__Requirement__.
The answer is to be an exact copy of the lines below running from the line with "Property | Result |" down to the line with "Its results: band", both ends included, and nothing more.

- - - -
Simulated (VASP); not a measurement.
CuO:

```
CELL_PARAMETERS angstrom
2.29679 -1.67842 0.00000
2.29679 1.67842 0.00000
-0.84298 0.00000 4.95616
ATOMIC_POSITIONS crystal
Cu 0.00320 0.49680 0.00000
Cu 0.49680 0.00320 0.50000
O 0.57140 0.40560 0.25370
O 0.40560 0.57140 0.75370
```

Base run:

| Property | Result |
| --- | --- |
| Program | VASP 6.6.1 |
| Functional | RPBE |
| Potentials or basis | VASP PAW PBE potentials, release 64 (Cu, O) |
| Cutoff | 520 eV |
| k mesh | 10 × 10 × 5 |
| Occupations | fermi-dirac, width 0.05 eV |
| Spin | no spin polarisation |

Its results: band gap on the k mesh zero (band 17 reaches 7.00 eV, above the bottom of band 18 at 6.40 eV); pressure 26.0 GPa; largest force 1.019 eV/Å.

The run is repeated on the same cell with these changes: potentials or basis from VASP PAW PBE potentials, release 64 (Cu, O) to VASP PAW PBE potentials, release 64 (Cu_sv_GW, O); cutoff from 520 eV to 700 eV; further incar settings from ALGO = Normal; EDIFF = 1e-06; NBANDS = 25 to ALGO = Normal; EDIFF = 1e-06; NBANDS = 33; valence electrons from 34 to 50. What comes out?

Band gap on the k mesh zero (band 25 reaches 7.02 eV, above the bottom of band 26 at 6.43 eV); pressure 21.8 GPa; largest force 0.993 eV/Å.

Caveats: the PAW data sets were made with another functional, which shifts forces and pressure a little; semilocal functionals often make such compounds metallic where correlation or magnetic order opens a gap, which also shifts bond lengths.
- - - -

__Result__.
| Property | Result |
| --- | --- |
| Program | VASP 6.6.1 |
| Functional | RPBE |
| Potentials or basis | VASP PAW PBE potentials, release 64 (Cu, O) |
| Cutoff | 520 eV |
| k mesh | 10 × 10 × 5 |
| Occupations | fermi-dirac, width 0.05 eV |
| Spin | no spin polarisation |

Its results: band gap on the k mesh zero (band 17 reaches 7.00 eV, above the bottom of band 18 at 6.40 eV); pressure 26.0 GPa; largest force 1.019 eV/Å.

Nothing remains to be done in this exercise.